- Record excerpts:
-- Opening Marker --

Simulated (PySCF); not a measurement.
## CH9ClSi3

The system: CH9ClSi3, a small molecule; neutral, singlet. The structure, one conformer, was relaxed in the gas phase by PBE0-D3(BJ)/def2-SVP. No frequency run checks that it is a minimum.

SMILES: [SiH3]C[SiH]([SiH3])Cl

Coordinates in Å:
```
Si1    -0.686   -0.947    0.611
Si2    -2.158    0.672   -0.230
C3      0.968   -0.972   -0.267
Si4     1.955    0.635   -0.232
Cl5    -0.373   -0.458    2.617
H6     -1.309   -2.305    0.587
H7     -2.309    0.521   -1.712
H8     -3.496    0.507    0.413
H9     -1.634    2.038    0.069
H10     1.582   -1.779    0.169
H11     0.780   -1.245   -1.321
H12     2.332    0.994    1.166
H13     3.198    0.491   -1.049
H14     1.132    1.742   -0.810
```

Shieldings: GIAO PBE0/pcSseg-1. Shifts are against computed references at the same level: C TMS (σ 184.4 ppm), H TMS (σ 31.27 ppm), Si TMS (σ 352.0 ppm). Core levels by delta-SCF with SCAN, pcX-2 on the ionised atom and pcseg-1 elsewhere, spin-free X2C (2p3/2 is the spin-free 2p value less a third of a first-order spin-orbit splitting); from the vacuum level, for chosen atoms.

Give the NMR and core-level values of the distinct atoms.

-- Closing Marker --

- Action item:
Nothing in the records may be left out; reproduce them exactly.

- Exercise response:
Simulated (PySCF); not a measurement.
## CH9ClSi3

The system: CH9ClSi3, a small molecule; neutral, singlet. The structure, one conformer, was relaxed in the gas phase by PBE0-D3(BJ)/def2-SVP. No frequency run checks that it is a minimum.

SMILES: [SiH3]C[SiH]([SiH3])Cl

Coordinates in Å:
```
Si1    -0.686   -0.947    0.611
Si2    -2.158    0.672   -0.230
C3      0.968   -0.972   -0.267
Si4     1.955    0.635   -0.232
Cl5    -0.373   -0.458    2.617
H6     -1.309   -2.305    0.587
H7     -2.309    0.521   -1.712
H8     -3.496    0.507    0.413
H9     -1.634    2.038    0.069
H10     1.582   -1.779    0.169
H11     0.780   -1.245   -1.321
H12     2.332    0.994    1.166
H13     3.198    0.491   -1.049
H14     1.132    1.742   -0.810
```

Shieldings: GIAO PBE0/pcSseg-1. Shifts are against computed references at the same level: C TMS (σ 184.4 ppm), H TMS (σ 31.27 ppm), Si TMS (σ 352.0 ppm). Core levels by delta-SCF with SCAN, pcX-2 on the ionised atom and pcseg-1 elsewhere, spin-free X2C (2p3/2 is the spin-free 2p value less a third of a first-order spin-orbit splitting); from the vacuum level, for chosen atoms.

Give the NMR and core-level values of the distinct atoms.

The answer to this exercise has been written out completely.